Information supplied -
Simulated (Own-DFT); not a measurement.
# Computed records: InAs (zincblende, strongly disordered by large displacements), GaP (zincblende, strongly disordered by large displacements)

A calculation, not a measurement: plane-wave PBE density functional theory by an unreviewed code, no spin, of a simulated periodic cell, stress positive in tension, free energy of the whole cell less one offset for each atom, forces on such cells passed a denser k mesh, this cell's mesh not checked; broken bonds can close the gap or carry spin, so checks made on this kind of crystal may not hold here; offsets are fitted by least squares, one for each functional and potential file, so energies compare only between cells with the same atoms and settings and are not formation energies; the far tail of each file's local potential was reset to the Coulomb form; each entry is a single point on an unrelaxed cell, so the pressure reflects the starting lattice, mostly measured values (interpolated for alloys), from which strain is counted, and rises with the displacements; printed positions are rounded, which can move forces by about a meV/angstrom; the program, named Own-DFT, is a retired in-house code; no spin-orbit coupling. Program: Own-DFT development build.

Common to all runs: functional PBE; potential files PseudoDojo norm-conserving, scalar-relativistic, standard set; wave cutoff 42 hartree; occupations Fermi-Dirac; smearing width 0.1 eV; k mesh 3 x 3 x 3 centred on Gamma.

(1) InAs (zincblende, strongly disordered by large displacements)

Work request - Scan the entries above for the line containing "# Computed records: InAs", and copy it and all lines after it exactly, down to and including the line containing "A calculation, not".

Worked solution -
# Computed records: InAs (zincblende, strongly disordered by large displacements), GaP (zincblende, strongly disordered by large displacements)

A calculation, not a measurement: plane-wave PBE density functional theory by an unreviewed code, no spin, of a simulated periodic cell, stress positive in tension, free energy of the whole cell less one offset for each atom, forces on such cells passed a denser k mesh, this cell's mesh not checked; broken bonds can close the gap or carry spin, so checks made on this kind of crystal may not hold here; offsets are fitted by least squares, one for each functional and potential file, so energies compare only between cells with the same atoms and settings and are not formation energies; the far tail of each file's local potential was reset to the Coulomb form; each entry is a single point on an unrelaxed cell, so the pressure reflects the starting lattice, mostly measured values (interpolated for alloys), from which strain is counted, and rises with the displacements; printed positions are rounded, which can move forces by about a meV/angstrom; the program, named Own-DFT, is a retired in-house code; no spin-orbit coupling. Program: Own-DFT development build.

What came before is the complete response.